→ **Action item**:
Reproduce, exactly, the lines of the material below from the line containing "Dispersion | D3(BJ) |" through the line containing "Solution. Over 16", with both end lines included and nothing else.

◇ ◇ ◇
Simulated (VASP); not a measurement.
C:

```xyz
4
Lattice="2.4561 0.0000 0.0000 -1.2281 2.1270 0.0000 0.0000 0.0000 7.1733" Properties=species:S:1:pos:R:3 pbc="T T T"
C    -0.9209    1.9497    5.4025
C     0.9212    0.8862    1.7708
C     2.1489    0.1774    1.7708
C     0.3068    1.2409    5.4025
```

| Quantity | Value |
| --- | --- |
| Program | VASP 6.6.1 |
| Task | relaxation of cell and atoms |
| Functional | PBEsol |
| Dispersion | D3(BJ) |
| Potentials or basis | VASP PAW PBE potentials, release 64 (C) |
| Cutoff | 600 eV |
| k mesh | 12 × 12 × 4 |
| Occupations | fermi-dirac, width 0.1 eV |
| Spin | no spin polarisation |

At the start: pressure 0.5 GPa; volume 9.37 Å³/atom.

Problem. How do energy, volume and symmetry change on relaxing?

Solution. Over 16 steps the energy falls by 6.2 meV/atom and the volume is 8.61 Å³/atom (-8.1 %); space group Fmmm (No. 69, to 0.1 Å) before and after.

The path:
◇ ◇ ◇

→ **Reply**:
| Dispersion | D3(BJ) |
| Potentials or basis | VASP PAW PBE potentials, release 64 (C) |
| Cutoff | 600 eV |
| k mesh | 12 × 12 × 4 |
| Occupations | fermi-dirac, width 0.1 eV |
| Spin | no spin polarisation |

At the start: pressure 0.5 GPa; volume 9.37 Å³/atom.

Problem. How do energy, volume and symmetry change on relaxing?

Solution. Over 16 steps the energy falls by 6.2 meV/atom and the volume is 8.61 Å³/atom (-8.1 %); space group Fmmm (No. 69, to 0.1 Å) before and after.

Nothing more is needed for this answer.